MATERIAL PROVIDED:
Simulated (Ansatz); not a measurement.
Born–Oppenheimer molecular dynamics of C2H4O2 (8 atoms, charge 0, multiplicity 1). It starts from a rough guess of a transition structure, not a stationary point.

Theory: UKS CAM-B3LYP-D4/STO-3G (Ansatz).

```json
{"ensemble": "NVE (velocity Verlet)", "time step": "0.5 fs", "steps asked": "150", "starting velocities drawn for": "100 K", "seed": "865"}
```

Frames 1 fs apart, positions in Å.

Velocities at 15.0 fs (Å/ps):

REQUIRED ACTION: Each of the entries must be set down exactly, none omitted.

ANSWER AREA:
Simulated (Ansatz); not a measurement.
Born–Oppenheimer molecular dynamics of C2H4O2 (8 atoms, charge 0, multiplicity 1). It starts from a rough guess of a transition structure, not a stationary point.

Theory: UKS CAM-B3LYP-D4/STO-3G (Ansatz).

```json
{"ensemble": "NVE (velocity Verlet)", "time step": "0.5 fs", "steps asked": "150", "starting velocities drawn for": "100 K", "seed": "865"}
```

Frames 1 fs apart, positions in Å.

Velocities at 15.0 fs (Å/ps):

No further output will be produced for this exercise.